● **Supplied records**
★ ★ ★ ★

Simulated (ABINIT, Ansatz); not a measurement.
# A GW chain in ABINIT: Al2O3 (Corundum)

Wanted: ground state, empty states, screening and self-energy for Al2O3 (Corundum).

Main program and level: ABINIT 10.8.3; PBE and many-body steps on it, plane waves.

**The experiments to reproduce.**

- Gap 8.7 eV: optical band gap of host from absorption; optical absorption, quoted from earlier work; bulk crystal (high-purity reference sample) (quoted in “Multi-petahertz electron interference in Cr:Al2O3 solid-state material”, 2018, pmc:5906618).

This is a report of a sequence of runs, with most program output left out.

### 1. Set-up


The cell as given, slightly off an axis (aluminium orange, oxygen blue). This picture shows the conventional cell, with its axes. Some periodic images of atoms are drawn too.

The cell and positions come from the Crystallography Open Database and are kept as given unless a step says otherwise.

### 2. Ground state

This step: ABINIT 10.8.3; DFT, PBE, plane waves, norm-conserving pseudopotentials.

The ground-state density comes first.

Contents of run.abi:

★ ★ ★ ★

● **Assignment**
Take the material above and return all of it exactly.

● **Written reply**
Simulated (ABINIT, Ansatz); not a measurement.
# A GW chain in ABINIT: Al2O3 (Corundum)

Wanted: ground state, empty states, screening and self-energy for Al2O3 (Corundum).

Main program and level: ABINIT 10.8.3; PBE and many-body steps on it, plane waves.

**The experiments to reproduce.**

- Gap 8.7 eV: optical band gap of host from absorption; optical absorption, quoted from earlier work; bulk crystal (high-purity reference sample) (quoted in “Multi-petahertz electron interference in Cr:Al2O3 solid-state material”, 2018, pmc:5906618).

This is a report of a sequence of runs, with most program output left out.

### 1. Set-up


The cell as given, slightly off an axis (aluminium orange, oxygen blue). This picture shows the conventional cell, with its axes. Some periodic images of atoms are drawn too.

The cell and positions come from the Crystallography Open Database and are kept as given unless a step says otherwise.

### 2. Ground state

This step: ABINIT 10.8.3; DFT, PBE, plane waves, norm-conserving pseudopotentials.

The ground-state density comes first.

Contents of run.abi:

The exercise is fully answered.